### Assignment
The lines to reproduce run from the first one below to the line containing "The plan: phonons", both included. Reproduce them exactly and nothing else.

### Information shown
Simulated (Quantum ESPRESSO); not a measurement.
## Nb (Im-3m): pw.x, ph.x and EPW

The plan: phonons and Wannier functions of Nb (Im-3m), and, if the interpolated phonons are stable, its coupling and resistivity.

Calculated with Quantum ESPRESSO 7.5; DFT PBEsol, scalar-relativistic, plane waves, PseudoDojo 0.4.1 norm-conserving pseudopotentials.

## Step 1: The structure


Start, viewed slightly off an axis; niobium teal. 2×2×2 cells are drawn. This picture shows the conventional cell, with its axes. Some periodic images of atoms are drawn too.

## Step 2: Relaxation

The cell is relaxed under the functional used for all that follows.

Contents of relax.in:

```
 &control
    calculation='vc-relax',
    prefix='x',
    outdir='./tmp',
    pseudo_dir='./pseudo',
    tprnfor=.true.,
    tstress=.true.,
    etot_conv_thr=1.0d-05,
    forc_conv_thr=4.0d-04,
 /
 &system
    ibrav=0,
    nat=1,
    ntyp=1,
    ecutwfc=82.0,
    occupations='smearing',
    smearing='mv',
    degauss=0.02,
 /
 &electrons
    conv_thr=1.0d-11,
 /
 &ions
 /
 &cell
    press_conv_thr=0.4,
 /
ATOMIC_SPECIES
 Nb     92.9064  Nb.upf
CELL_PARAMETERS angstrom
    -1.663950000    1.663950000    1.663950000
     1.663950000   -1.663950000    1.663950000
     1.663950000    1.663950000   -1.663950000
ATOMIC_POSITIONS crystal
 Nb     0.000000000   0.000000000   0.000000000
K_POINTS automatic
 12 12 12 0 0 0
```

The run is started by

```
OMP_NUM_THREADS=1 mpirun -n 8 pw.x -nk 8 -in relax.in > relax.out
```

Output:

### Task solution
Simulated (Quantum ESPRESSO); not a measurement.
## Nb (Im-3m): pw.x, ph.x and EPW

The plan: phonons and Wannier functions of Nb (Im-3m), and, if the interpolated phonons are stable, its coupling and resistivity.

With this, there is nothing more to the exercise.